#####
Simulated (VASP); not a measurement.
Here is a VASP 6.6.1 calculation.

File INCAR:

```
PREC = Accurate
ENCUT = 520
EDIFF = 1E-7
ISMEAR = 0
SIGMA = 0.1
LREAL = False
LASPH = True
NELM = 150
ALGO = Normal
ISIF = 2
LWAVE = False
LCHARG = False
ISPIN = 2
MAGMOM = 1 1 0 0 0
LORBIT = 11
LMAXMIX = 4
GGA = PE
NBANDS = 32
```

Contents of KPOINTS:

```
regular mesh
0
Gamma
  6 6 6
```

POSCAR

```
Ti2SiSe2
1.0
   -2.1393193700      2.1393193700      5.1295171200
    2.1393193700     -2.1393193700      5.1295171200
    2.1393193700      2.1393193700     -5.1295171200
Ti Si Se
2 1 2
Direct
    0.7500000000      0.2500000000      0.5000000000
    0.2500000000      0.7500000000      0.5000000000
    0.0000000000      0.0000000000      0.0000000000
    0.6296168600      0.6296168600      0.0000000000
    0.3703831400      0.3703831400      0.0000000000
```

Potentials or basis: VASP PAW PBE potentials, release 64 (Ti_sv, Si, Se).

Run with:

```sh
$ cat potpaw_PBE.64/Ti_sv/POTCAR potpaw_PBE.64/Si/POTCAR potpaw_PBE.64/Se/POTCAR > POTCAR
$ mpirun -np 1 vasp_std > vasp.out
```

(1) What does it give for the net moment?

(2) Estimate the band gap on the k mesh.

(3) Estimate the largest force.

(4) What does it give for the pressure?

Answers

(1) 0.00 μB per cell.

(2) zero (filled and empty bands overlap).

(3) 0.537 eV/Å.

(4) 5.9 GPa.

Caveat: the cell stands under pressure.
#####

Return the opening line of the data and every line after it through the line containing "(1) What does it give for the net moment?", please, exactly as written and with nothing added.

> RESPONSE
Simulated (VASP); not a measurement.
Here is a VASP 6.6.1 calculation.

File INCAR:

```
PREC = Accurate
ENCUT = 520
EDIFF = 1E-7
ISMEAR = 0
SIGMA = 0.1
LREAL = False
LASPH = True
NELM = 150
ALGO = Normal
ISIF = 2
LWAVE = False
LCHARG = False
ISPIN = 2
MAGMOM = 1 1 0 0 0
LORBIT = 11
LMAXMIX = 4
GGA = PE
NBANDS = 32
```

Contents of KPOINTS:

```
regular mesh
0
Gamma
  6 6 6
```

POSCAR

```
Ti2SiSe2
1.0
   -2.1393193700      2.1393193700      5.1295171200
    2.1393193700     -2.1393193700      5.1295171200
    2.1393193700      2.1393193700     -5.1295171200
Ti Si Se
2 1 2
Direct
    0.7500000000      0.2500000000      0.5000000000
    0.2500000000      0.7500000000      0.5000000000
    0.0000000000      0.0000000000      0.0000000000
    0.6296168600      0.6296168600      0.0000000000
    0.3703831400      0.3703831400      0.0000000000
```

Potentials or basis: VASP PAW PBE potentials, release 64 (Ti_sv, Si, Se).

Run with:

```sh
$ cat potpaw_PBE.64/Ti_sv/POTCAR potpaw_PBE.64/Si/POTCAR potpaw_PBE.64/Se/POTCAR > POTCAR
$ mpirun -np 1 vasp_std > vasp.out
```

(1) What does it give for the net moment?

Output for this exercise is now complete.